**GIVEN ENTRIES:**
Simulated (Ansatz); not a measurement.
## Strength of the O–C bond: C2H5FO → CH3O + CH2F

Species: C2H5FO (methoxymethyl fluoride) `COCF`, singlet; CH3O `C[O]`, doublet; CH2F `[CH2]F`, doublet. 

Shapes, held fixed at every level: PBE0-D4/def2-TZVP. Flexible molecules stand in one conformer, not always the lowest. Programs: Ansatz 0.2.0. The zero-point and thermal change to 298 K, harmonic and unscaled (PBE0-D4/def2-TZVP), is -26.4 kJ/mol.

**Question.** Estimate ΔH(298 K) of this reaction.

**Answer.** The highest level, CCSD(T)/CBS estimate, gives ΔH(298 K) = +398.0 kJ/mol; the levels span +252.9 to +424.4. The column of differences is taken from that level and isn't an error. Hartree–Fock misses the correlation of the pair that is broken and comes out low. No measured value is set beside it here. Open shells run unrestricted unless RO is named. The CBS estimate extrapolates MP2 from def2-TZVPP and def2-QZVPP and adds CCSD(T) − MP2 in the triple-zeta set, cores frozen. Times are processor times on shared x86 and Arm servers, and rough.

**TASK ITEM:** The lines running from the start of the data through the one that contains "Species: C2H5FO (methoxymethyl" should be reproduced exactly, and only those.

**ANSWER AREA:**
Simulated (Ansatz); not a measurement.
## Strength of the O–C bond: C2H5FO → CH3O + CH2F

Species: C2H5FO (methoxymethyl fluoride) `COCF`, singlet; CH3O `C[O]`, doublet; CH2F `[CH2]F`, doublet. 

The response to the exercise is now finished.